Taking the listing below, restate word for word each line from the line with "Ansatz 0.2.0 |" to the line with "gap on the k mesh at the Fermi level (eV): none;", ends included, and stop there.

*** Recorded data Section Begins ***

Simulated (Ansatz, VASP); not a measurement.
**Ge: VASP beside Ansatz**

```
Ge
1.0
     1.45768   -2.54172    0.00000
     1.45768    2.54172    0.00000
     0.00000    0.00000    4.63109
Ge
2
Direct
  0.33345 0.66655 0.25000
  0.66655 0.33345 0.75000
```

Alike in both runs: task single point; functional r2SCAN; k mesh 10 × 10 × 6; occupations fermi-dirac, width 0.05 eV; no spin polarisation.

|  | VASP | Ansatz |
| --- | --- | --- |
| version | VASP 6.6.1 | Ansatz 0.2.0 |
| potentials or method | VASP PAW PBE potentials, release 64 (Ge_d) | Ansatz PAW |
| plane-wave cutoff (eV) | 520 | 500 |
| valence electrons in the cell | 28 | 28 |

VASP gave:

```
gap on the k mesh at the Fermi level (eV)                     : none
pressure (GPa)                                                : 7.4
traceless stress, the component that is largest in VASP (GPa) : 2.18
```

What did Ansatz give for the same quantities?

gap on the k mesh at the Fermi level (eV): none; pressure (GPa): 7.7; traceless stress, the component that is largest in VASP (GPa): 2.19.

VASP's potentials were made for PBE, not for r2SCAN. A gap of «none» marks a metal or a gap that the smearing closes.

*** Recorded data Section Ends ***

■ Answer area ■
| version | VASP 6.6.1 | Ansatz 0.2.0 |
| potentials or method | VASP PAW PBE potentials, release 64 (Ge_d) | Ansatz PAW |
| plane-wave cutoff (eV) | 520 | 500 |
| valence electrons in the cell | 28 | 28 |

VASP gave:

```
gap on the k mesh at the Fermi level (eV)                     : none
pressure (GPa)                                                : 7.4
traceless stress, the component that is largest in VASP (GPa) : 2.18
```

What did Ansatz give for the same quantities?

gap on the k mesh at the Fermi level (eV): none; pressure (GPa): 7.7; traceless stress, the component that is largest in VASP (GPa): 2.19.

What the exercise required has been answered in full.